(Recorded data begins)

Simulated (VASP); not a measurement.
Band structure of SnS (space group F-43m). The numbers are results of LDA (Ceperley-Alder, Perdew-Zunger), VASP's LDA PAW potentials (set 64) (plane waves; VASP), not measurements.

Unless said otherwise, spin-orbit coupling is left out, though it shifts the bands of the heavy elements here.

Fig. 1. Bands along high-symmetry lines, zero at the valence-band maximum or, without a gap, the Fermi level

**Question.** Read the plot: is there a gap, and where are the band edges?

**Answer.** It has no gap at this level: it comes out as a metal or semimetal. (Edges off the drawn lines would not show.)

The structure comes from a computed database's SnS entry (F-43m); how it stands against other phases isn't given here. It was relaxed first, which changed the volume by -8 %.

(Recorded data ends)

When the line containing "would not show.)" is reached, include it and stop. Until then, output each line of the entries exactly as given, starting from the first.

Answer section
Simulated (VASP); not a measurement.
Band structure of SnS (space group F-43m). The numbers are results of LDA (Ceperley-Alder, Perdew-Zunger), VASP's LDA PAW potentials (set 64) (plane waves; VASP), not measurements.

Unless said otherwise, spin-orbit coupling is left out, though it shifts the bands of the heavy elements here.

Fig. 1. Bands along high-symmetry lines, zero at the valence-band maximum or, without a gap, the Fermi level

**Question.** Read the plot: is there a gap, and where are the band edges?

**Answer.** It has no gap at this level: it comes out as a metal or semimetal. (Edges off the drawn lines would not show.)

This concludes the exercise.